◆ WORK REQUEST ◆
Below are lines of data; restate word for word those running from the line containing "Coulomb parameter of" to the line containing "screened -0.25,[Kr] 4d7.75 5p2.25,2.627", inclusive, and no others.

◆ INFORMATION SHOWN ◆
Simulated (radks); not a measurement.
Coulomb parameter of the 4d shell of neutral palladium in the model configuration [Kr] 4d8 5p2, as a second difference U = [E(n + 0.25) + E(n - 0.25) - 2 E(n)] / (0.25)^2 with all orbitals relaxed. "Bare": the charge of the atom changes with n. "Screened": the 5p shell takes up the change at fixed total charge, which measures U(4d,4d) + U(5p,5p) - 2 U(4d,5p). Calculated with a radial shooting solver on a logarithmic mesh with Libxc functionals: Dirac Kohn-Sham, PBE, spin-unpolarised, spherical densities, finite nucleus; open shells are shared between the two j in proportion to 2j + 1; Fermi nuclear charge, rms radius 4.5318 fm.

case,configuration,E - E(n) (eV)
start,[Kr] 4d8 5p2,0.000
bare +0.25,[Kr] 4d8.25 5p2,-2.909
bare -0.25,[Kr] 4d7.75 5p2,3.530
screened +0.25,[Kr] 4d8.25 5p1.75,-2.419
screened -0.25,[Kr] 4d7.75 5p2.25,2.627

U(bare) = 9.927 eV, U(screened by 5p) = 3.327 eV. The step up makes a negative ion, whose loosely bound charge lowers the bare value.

◆ EXPECTED ANSWER ◆
Coulomb parameter of the 4d shell of neutral palladium in the model configuration [Kr] 4d8 5p2, as a second difference U = [E(n + 0.25) + E(n - 0.25) - 2 E(n)] / (0.25)^2 with all orbitals relaxed. "Bare": the charge of the atom changes with n. "Screened": the 5p shell takes up the change at fixed total charge, which measures U(4d,4d) + U(5p,5p) - 2 U(4d,5p). Calculated with a radial shooting solver on a logarithmic mesh with Libxc functionals: Dirac Kohn-Sham, PBE, spin-unpolarised, spherical densities, finite nucleus; open shells are shared between the two j in proportion to 2j + 1; Fermi nuclear charge, rms radius 4.5318 fm.

case,configuration,E - E(n) (eV)
start,[Kr] 4d8 5p2,0.000
bare +0.25,[Kr] 4d8.25 5p2,-2.909
bare -0.25,[Kr] 4d7.75 5p2,3.530
screened +0.25,[Kr] 4d8.25 5p1.75,-2.419
screened -0.25,[Kr] 4d7.75 5p2.25,2.627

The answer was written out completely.